Work order: Everything from the first line of the records to the line containing "D) an orbital amplitude", inclusive, is to be extracted exactly, and nothing more.

Supplied records:
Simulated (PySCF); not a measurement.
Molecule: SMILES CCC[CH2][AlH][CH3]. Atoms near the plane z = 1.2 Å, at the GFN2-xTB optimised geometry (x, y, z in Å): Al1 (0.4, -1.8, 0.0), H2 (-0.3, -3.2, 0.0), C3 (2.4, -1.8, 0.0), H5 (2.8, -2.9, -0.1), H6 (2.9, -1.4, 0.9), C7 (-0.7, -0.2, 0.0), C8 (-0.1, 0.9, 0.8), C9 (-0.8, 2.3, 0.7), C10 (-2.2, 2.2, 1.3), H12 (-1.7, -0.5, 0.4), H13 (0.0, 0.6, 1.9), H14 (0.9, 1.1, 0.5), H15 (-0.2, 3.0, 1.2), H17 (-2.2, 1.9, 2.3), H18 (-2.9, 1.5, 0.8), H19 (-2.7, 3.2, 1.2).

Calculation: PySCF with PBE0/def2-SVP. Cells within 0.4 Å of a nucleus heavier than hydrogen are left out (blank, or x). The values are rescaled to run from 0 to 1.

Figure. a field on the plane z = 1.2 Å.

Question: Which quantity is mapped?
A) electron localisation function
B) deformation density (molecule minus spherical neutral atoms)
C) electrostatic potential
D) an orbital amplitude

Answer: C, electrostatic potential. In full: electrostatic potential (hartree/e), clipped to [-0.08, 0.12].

Response area:
Simulated (PySCF); not a measurement.
Molecule: SMILES CCC[CH2][AlH][CH3]. Atoms near the plane z = 1.2 Å, at the GFN2-xTB optimised geometry (x, y, z in Å): Al1 (0.4, -1.8, 0.0), H2 (-0.3, -3.2, 0.0), C3 (2.4, -1.8, 0.0), H5 (2.8, -2.9, -0.1), H6 (2.9, -1.4, 0.9), C7 (-0.7, -0.2, 0.0), C8 (-0.1, 0.9, 0.8), C9 (-0.8, 2.3, 0.7), C10 (-2.2, 2.2, 1.3), H12 (-1.7, -0.5, 0.4), H13 (0.0, 0.6, 1.9), H14 (0.9, 1.1, 0.5), H15 (-0.2, 3.0, 1.2), H17 (-2.2, 1.9, 2.3), H18 (-2.9, 1.5, 0.8), H19 (-2.7, 3.2, 1.2).

Calculation: PySCF with PBE0/def2-SVP. Cells within 0.4 Å of a nucleus heavier than hydrogen are left out (blank, or x). The values are rescaled to run from 0 to 1.

Figure. a field on the plane z = 1.2 Å.

Question: Which quantity is mapped?
A) electron localisation function
B) deformation density (molecule minus spherical neutral atoms)
C) electrostatic potential
D) an orbital amplitude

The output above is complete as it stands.